--

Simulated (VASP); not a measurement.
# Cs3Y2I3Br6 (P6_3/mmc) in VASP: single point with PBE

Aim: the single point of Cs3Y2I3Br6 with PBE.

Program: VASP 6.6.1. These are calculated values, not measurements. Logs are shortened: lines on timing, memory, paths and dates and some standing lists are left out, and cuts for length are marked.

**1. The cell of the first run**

--

● ACTION ITEM
The output must reproduce the whole listing without a single change.

● RESULT
Simulated (VASP); not a measurement.
# Cs3Y2I3Br6 (P6_3/mmc) in VASP: single point with PBE

Aim: the single point of Cs3Y2I3Br6 with PBE.

Program: VASP 6.6.1. These are calculated values, not measurements. Logs are shortened: lines on timing, memory, paths and dates and some standing lists are left out, and cuts for length are marked.

**1. The cell of the first run**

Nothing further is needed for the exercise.